=-=-=

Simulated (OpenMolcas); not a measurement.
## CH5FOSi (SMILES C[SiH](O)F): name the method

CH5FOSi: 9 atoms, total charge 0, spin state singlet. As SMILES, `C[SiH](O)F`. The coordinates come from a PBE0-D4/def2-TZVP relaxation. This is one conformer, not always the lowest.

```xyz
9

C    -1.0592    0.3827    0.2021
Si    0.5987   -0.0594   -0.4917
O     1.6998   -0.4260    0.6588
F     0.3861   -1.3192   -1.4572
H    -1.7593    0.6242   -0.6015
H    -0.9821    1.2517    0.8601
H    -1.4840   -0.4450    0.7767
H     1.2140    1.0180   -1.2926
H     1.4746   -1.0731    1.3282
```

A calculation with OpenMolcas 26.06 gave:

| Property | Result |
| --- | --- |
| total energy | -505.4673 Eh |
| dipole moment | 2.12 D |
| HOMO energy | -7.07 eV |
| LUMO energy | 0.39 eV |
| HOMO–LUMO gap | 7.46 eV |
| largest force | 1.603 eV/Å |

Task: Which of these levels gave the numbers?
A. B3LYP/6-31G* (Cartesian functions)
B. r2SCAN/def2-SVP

=-=-=

Work instruction :: Take the lines from the first line of the records through the line holding "A calculation with", both included, and please reproduce them exactly with nothing added.

Problem solution ::
Simulated (OpenMolcas); not a measurement.
## CH5FOSi (SMILES C[SiH](O)F): name the method

CH5FOSi: 9 atoms, total charge 0, spin state singlet. As SMILES, `C[SiH](O)F`. The coordinates come from a PBE0-D4/def2-TZVP relaxation. This is one conformer, not always the lowest.

```xyz
9

C    -1.0592    0.3827    0.2021
Si    0.5987   -0.0594   -0.4917
O     1.6998   -0.4260    0.6588
F     0.3861   -1.3192   -1.4572
H    -1.7593    0.6242   -0.6015
H    -0.9821    1.2517    0.8601
H    -1.4840   -0.4450    0.7767
H     1.2140    1.0180   -1.2926
H     1.4746   -1.0731    1.3282
```

A calculation with OpenMolcas 26.06 gave:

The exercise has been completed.